Line by line, reproduce exactly the beginning of the listing below, ending with the line that contains "Theory: DFT PBE, scalar-relativistic, plane" and adding nothing.

------ PROVIDED DATA

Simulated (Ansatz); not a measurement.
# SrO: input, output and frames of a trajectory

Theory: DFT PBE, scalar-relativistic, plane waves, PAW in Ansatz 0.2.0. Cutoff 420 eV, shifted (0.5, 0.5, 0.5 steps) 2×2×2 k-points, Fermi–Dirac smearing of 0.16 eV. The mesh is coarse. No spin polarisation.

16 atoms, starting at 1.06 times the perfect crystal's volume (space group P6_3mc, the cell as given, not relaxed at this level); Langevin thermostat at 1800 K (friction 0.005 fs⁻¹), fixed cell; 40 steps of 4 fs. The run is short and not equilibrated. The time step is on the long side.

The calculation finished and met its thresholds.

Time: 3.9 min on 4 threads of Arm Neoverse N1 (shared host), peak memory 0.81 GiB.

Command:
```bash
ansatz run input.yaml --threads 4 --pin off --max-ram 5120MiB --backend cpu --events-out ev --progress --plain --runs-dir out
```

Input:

------------

→ **SOLUTION**
Simulated (Ansatz); not a measurement.
# SrO: input, output and frames of a trajectory

Theory: DFT PBE, scalar-relativistic, plane waves, PAW in Ansatz 0.2.0. Cutoff 420 eV, shifted (0.5, 0.5, 0.5 steps) 2×2×2 k-points, Fermi–Dirac smearing of 0.16 eV. The mesh is coarse. No spin polarisation.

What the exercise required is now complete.